◆ Data extracts
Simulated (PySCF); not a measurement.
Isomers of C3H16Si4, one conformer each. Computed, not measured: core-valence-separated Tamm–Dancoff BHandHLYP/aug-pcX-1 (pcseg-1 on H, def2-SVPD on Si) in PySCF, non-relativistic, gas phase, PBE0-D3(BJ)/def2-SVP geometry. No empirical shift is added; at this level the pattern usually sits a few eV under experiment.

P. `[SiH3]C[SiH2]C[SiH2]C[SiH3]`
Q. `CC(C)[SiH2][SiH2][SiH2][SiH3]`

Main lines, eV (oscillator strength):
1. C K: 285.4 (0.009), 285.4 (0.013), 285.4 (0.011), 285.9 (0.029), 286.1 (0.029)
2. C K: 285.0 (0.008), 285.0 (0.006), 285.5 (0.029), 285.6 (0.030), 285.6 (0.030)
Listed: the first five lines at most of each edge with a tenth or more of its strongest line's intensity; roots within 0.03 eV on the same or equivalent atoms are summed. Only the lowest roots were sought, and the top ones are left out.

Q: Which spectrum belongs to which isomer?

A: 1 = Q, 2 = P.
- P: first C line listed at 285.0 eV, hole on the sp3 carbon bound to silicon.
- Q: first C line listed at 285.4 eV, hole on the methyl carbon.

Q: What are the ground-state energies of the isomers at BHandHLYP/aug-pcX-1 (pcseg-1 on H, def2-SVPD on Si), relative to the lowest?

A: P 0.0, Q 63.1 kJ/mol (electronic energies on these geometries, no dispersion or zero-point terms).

◆ Work order
From the material above, set down exactly the lines between the line holding "Isomers of C3H16Si4, one" and the line holding "Main lines, eV", inclusive. Include nothing else.

◆ Exercise output
Isomers of C3H16Si4, one conformer each. Computed, not measured: core-valence-separated Tamm–Dancoff BHandHLYP/aug-pcX-1 (pcseg-1 on H, def2-SVPD on Si) in PySCF, non-relativistic, gas phase, PBE0-D3(BJ)/def2-SVP geometry. No empirical shift is added; at this level the pattern usually sits a few eV under experiment.

P. `[SiH3]C[SiH2]C[SiH2]C[SiH3]`
Q. `CC(C)[SiH2][SiH2][SiH2][SiH3]`

Main lines, eV (oscillator strength):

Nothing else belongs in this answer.